▸ **Supplied material**:
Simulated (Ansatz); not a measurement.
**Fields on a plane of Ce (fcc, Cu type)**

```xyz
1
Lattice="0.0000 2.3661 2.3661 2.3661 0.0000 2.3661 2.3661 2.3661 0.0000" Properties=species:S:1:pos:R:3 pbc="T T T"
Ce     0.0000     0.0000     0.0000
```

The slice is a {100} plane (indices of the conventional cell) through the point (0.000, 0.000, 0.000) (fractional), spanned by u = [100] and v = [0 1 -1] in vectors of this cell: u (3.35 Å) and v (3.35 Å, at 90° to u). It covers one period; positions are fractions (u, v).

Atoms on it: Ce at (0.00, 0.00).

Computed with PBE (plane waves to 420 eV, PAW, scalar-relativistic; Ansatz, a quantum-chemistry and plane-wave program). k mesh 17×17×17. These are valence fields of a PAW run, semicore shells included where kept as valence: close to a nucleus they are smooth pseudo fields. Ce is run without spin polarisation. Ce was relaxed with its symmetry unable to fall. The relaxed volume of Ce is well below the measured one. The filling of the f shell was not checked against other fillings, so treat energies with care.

▸ **Task item**: Copy the data above exactly. Every line must be included.

▸ **Exercise result**:
Simulated (Ansatz); not a measurement.
**Fields on a plane of Ce (fcc, Cu type)**

```xyz
1
Lattice="0.0000 2.3661 2.3661 2.3661 0.0000 2.3661 2.3661 2.3661 0.0000" Properties=species:S:1:pos:R:3 pbc="T T T"
Ce     0.0000     0.0000     0.0000
```

The slice is a {100} plane (indices of the conventional cell) through the point (0.000, 0.000, 0.000) (fractional), spanned by u = [100] and v = [0 1 -1] in vectors of this cell: u (3.35 Å) and v (3.35 Å, at 90° to u). It covers one period; positions are fractions (u, v).

Atoms on it: Ce at (0.00, 0.00).

Computed with PBE (plane waves to 420 eV, PAW, scalar-relativistic; Ansatz, a quantum-chemistry and plane-wave program). k mesh 17×17×17. These are valence fields of a PAW run, semicore shells included where kept as valence: close to a nucleus they are smooth pseudo fields. Ce is run without spin polarisation. Ce was relaxed with its symmetry unable to fall. The relaxed volume of Ce is well below the measured one. The filling of the f shell was not checked against other fillings, so treat energies with care.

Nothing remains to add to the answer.